# # # # # # #

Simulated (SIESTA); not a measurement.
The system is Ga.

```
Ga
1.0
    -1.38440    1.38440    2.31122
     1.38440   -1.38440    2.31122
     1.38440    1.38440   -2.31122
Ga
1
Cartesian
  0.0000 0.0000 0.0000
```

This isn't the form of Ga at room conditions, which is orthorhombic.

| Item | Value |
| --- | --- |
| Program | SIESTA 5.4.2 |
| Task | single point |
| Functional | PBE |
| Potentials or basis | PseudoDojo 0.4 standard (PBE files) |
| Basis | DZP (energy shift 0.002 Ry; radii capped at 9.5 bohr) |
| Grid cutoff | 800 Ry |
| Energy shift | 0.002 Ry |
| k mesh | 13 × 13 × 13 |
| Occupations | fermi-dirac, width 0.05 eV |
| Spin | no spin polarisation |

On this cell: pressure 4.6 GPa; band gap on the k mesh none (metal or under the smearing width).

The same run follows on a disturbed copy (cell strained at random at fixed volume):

# # # # # # #

• WORK TASK
Reproduce exactly the lines that run from the start of the records to the line with "On this cell: pressure", both included.

• EXERCISE RESULT
Simulated (SIESTA); not a measurement.
The system is Ga.

```
Ga
1.0
    -1.38440    1.38440    2.31122
     1.38440   -1.38440    2.31122
     1.38440    1.38440   -2.31122
Ga
1
Cartesian
  0.0000 0.0000 0.0000
```

This isn't the form of Ga at room conditions, which is orthorhombic.

| Item | Value |
| --- | --- |
| Program | SIESTA 5.4.2 |
| Task | single point |
| Functional | PBE |
| Potentials or basis | PseudoDojo 0.4 standard (PBE files) |
| Basis | DZP (energy shift 0.002 Ry; radii capped at 9.5 bohr) |
| Grid cutoff | 800 Ry |
| Energy shift | 0.002 Ry |
| k mesh | 13 × 13 × 13 |
| Occupations | fermi-dirac, width 0.05 eV |
| Spin | no spin polarisation |

On this cell: pressure 4.6 GPa; band gap on the k mesh none (metal or under the smearing width).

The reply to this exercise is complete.